***** DATA FOR ANALYSIS
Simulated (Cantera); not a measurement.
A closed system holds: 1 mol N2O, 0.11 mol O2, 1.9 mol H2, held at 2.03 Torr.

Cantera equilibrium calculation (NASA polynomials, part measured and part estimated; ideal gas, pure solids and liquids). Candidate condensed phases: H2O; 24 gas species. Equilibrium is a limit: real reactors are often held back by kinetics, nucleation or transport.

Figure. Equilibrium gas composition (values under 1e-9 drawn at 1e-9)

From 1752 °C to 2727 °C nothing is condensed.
**********

REQUIRED ACTION
Starting with the line with "A closed system" above and going on through the line with "Figure. Equilibrium gas", transcribe every line exactly, both ends included, and add nothing.

WRITTEN SOLUTION
A closed system holds: 1 mol N2O, 0.11 mol O2, 1.9 mol H2, held at 2.03 Torr.

Cantera equilibrium calculation (NASA polynomials, part measured and part estimated; ideal gas, pure solids and liquids). Candidate condensed phases: H2O; 24 gas species. Equilibrium is a limit: real reactors are often held back by kinetics, nucleation or transport.

Figure. Equilibrium gas composition (values under 1e-9 drawn at 1e-9)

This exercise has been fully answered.